### Exercise
Two lines in the data below mark the range: the one with "1.66 | 2.29 |" and the one with "2.86 | 3.04 |". Return both, along with every line between them, exactly.

● ● ●
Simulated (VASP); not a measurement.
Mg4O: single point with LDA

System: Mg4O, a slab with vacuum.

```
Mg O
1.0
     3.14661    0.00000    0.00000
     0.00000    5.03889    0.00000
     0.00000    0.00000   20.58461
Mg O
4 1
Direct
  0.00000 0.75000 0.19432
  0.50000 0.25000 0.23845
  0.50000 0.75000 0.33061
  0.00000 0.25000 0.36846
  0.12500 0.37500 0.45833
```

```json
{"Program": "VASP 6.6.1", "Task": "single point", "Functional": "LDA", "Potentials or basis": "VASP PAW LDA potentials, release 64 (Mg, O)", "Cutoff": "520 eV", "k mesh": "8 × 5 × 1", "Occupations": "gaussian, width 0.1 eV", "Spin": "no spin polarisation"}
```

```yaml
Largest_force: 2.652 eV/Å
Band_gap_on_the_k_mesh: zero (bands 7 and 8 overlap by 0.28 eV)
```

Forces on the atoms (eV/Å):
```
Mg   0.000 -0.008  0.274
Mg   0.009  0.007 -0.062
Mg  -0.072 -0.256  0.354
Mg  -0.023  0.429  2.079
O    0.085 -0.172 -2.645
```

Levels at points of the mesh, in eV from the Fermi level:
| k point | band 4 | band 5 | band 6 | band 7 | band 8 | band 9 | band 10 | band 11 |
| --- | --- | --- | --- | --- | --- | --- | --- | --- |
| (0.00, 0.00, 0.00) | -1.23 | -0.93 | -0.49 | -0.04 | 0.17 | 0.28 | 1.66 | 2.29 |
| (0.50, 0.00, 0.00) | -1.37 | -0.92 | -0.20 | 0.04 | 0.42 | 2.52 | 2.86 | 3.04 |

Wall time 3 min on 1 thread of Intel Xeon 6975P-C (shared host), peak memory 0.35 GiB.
● ● ●

### Written answer
| (0.00, 0.00, 0.00) | -1.23 | -0.93 | -0.49 | -0.04 | 0.17 | 0.28 | 1.66 | 2.29 |
| (0.50, 0.00, 0.00) | -1.37 | -0.92 | -0.20 | 0.04 | 0.42 | 2.52 | 2.86 | 3.04 |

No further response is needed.